## Assignment
Type again, exactly, the lines below from the start through the line that includes "What are the".

'''
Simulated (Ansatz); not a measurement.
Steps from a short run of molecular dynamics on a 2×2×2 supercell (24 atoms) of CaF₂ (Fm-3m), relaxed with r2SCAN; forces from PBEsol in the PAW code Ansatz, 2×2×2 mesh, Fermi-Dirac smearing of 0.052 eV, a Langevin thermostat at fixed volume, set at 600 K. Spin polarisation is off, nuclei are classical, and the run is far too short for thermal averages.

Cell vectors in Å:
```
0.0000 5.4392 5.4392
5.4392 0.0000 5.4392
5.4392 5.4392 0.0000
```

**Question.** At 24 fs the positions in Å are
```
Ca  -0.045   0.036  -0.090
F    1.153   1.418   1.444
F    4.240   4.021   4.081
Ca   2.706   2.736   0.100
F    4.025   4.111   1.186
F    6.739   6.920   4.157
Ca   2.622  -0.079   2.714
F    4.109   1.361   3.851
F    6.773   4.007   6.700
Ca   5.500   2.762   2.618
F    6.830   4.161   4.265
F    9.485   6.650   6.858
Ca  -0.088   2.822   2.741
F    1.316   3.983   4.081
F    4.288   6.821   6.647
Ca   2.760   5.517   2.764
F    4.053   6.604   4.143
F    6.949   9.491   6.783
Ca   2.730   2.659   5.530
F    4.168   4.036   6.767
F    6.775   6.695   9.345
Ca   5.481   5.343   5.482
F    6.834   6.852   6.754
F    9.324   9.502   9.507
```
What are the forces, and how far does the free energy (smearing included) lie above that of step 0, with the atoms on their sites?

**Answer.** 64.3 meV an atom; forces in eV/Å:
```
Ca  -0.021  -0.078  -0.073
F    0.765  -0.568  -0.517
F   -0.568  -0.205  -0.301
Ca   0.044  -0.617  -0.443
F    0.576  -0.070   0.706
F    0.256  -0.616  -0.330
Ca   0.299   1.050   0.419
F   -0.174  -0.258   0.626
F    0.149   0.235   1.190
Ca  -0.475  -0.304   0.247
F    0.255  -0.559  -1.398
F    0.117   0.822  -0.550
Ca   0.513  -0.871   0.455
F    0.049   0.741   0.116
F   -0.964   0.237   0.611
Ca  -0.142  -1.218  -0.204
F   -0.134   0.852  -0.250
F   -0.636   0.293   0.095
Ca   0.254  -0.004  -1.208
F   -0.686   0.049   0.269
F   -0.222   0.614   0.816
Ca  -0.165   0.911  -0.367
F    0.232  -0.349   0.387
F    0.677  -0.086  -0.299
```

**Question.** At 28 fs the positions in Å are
'''

## Solution
Simulated (Ansatz); not a measurement.
Steps from a short run of molecular dynamics on a 2×2×2 supercell (24 atoms) of CaF₂ (Fm-3m), relaxed with r2SCAN; forces from PBEsol in the PAW code Ansatz, 2×2×2 mesh, Fermi-Dirac smearing of 0.052 eV, a Langevin thermostat at fixed volume, set at 600 K. Spin polarisation is off, nuclei are classical, and the run is far too short for thermal averages.

Cell vectors in Å:
```
0.0000 5.4392 5.4392
5.4392 0.0000 5.4392
5.4392 5.4392 0.0000
```

**Question.** At 24 fs the positions in Å are
```
Ca  -0.045   0.036  -0.090
F    1.153   1.418   1.444
F    4.240   4.021   4.081
Ca   2.706   2.736   0.100
F    4.025   4.111   1.186
F    6.739   6.920   4.157
Ca   2.622  -0.079   2.714
F    4.109   1.361   3.851
F    6.773   4.007   6.700
Ca   5.500   2.762   2.618
F    6.830   4.161   4.265
F    9.485   6.650   6.858
Ca  -0.088   2.822   2.741
F    1.316   3.983   4.081
F    4.288   6.821   6.647
Ca   2.760   5.517   2.764
F    4.053   6.604   4.143
F    6.949   9.491   6.783
Ca   2.730   2.659   5.530
F    4.168   4.036   6.767
F    6.775   6.695   9.345
Ca   5.481   5.343   5.482
F    6.834   6.852   6.754
F    9.324   9.502   9.507
```
What are the forces, and how far does the free energy (smearing included) lie above that of step 0, with the atoms on their sites?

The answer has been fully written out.